# INFORMATION PROVIDED:
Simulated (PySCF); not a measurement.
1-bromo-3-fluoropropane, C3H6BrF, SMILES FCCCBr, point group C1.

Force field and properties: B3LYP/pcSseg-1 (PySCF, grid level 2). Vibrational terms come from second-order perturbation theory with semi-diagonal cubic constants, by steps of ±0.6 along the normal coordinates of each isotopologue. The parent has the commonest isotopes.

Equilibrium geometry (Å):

# WORK ITEM:
Reproduce every record that appears above, keeping the wording exact.

# YOUR SOLUTION:
Simulated (PySCF); not a measurement.
1-bromo-3-fluoropropane, C3H6BrF, SMILES FCCCBr, point group C1.

Force field and properties: B3LYP/pcSseg-1 (PySCF, grid level 2). Vibrational terms come from second-order perturbation theory with semi-diagonal cubic constants, by steps of ±0.6 along the normal coordinates of each isotopologue. The parent has the commonest isotopes.

Equilibrium geometry (Å):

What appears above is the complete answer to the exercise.